→ Material supplied
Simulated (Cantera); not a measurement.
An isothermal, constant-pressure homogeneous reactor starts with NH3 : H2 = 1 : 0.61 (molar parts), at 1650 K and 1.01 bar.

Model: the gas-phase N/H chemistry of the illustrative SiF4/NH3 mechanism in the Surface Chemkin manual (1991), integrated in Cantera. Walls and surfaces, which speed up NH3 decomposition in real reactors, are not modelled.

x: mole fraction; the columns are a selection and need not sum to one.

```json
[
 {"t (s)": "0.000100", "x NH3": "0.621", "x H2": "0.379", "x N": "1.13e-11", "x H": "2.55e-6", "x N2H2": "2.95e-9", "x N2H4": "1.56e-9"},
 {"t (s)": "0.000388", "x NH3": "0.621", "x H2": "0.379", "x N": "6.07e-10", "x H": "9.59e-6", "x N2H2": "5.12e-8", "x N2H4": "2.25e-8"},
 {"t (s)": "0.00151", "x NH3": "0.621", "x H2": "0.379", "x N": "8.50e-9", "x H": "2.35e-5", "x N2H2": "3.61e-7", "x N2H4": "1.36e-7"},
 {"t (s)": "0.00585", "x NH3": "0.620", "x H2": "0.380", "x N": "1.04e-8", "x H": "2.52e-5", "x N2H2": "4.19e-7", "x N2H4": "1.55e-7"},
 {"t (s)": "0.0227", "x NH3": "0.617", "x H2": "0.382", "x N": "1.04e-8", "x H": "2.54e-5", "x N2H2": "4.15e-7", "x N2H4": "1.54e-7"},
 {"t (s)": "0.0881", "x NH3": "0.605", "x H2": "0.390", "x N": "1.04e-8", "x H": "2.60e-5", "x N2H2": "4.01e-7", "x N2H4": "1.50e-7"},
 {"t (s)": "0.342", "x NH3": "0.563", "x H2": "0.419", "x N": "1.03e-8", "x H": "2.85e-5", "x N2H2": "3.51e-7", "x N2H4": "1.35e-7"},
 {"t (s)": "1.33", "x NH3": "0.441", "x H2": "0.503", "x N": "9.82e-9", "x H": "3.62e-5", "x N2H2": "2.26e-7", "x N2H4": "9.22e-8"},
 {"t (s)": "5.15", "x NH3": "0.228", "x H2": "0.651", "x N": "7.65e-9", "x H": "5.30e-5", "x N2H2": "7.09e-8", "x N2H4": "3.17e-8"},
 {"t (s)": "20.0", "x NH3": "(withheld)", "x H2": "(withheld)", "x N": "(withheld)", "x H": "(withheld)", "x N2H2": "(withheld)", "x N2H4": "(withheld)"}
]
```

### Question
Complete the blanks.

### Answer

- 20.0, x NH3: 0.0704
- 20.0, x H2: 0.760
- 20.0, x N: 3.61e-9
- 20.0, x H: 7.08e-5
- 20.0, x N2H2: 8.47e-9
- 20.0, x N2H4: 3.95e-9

→ Activity
The range runs from the line with "- 20.0, x NH3: 0.0704" up to and including the line with "- 20.0, x N2H2: 8.47e-9" in the listing above; please write out exactly those lines and nothing more.

→ Your solution
- 20.0, x NH3: 0.0704
- 20.0, x H2: 0.760
- 20.0, x N: 3.61e-9
- 20.0, x H: 7.08e-5
- 20.0, x N2H2: 8.47e-9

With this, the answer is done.